**Dataset excerpts:**
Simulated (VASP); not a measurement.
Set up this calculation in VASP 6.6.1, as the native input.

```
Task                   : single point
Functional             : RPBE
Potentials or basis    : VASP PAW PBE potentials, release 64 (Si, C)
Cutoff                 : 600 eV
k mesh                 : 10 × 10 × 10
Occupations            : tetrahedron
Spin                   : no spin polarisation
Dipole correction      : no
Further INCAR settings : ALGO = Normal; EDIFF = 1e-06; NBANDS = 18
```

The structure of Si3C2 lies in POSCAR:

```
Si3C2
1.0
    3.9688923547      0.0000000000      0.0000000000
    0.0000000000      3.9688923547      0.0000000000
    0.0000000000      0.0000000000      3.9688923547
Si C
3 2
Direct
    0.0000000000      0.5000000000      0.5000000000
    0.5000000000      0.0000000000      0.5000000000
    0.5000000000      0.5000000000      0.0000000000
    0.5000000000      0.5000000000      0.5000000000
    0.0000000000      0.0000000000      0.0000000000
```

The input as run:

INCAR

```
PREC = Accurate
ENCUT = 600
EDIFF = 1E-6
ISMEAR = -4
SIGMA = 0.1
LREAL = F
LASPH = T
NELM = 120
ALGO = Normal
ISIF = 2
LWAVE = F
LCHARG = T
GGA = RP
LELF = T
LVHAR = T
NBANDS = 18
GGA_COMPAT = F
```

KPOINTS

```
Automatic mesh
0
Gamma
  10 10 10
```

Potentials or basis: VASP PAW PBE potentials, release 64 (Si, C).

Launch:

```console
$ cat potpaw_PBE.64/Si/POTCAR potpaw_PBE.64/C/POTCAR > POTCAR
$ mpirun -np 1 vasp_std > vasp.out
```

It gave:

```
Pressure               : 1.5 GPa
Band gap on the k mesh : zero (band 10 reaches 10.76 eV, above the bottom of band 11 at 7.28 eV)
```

**Work item:** The required output is the exact run of lines from the beginning of the records to the line with "Potentials or basis: VASP", that line included.

**Written solution:**
Simulated (VASP); not a measurement.
Set up this calculation in VASP 6.6.1, as the native input.

```
Task                   : single point
Functional             : RPBE
Potentials or basis    : VASP PAW PBE potentials, release 64 (Si, C)
Cutoff                 : 600 eV
k mesh                 : 10 × 10 × 10
Occupations            : tetrahedron
Spin                   : no spin polarisation
Dipole correction      : no
Further INCAR settings : ALGO = Normal; EDIFF = 1e-06; NBANDS = 18
```

The structure of Si3C2 lies in POSCAR:

```
Si3C2
1.0
    3.9688923547      0.0000000000      0.0000000000
    0.0000000000      3.9688923547      0.0000000000
    0.0000000000      0.0000000000      3.9688923547
Si C
3 2
Direct
    0.0000000000      0.5000000000      0.5000000000
    0.5000000000      0.0000000000      0.5000000000
    0.5000000000      0.5000000000      0.0000000000
    0.5000000000      0.5000000000      0.5000000000
    0.0000000000      0.0000000000      0.0000000000
```

The input as run:

INCAR

```
PREC = Accurate
ENCUT = 600
EDIFF = 1E-6
ISMEAR = -4
SIGMA = 0.1
LREAL = F
LASPH = T
NELM = 120
ALGO = Normal
ISIF = 2
LWAVE = F
LCHARG = T
GGA = RP
LELF = T
LVHAR = T
NBANDS = 18
GGA_COMPAT = F
```

KPOINTS

```
Automatic mesh
0
Gamma
  10 10 10
```

Potentials or basis: VASP PAW PBE potentials, release 64 (Si, C).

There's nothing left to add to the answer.